» TASK ITEM: Please quote exactly the opening lines of the data, from the first line to the one where "89.6 au [PBE0/def2-SVPD]" appears.

=== GIVEN RECORDS ===
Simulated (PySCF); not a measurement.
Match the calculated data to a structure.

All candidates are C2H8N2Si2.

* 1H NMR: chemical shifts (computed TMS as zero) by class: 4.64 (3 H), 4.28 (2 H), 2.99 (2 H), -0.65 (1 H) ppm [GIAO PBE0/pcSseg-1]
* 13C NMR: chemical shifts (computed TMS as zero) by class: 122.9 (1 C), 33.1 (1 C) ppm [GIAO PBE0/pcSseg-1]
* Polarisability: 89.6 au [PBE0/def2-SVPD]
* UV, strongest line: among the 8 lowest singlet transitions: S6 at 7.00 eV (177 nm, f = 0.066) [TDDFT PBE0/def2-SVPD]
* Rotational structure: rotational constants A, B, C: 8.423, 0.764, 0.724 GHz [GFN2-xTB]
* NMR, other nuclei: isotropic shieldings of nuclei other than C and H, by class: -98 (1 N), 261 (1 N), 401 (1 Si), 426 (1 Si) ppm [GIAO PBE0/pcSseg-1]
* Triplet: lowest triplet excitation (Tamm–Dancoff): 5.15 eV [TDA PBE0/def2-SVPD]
===

» TASK RESULT:
Simulated (PySCF); not a measurement.
Match the calculated data to a structure.

All candidates are C2H8N2Si2.

* 1H NMR: chemical shifts (computed TMS as zero) by class: 4.64 (3 H), 4.28 (2 H), 2.99 (2 H), -0.65 (1 H) ppm [GIAO PBE0/pcSseg-1]
* 13C NMR: chemical shifts (computed TMS as zero) by class: 122.9 (1 C), 33.1 (1 C) ppm [GIAO PBE0/pcSseg-1]
* Polarisability: 89.6 au [PBE0/def2-SVPD]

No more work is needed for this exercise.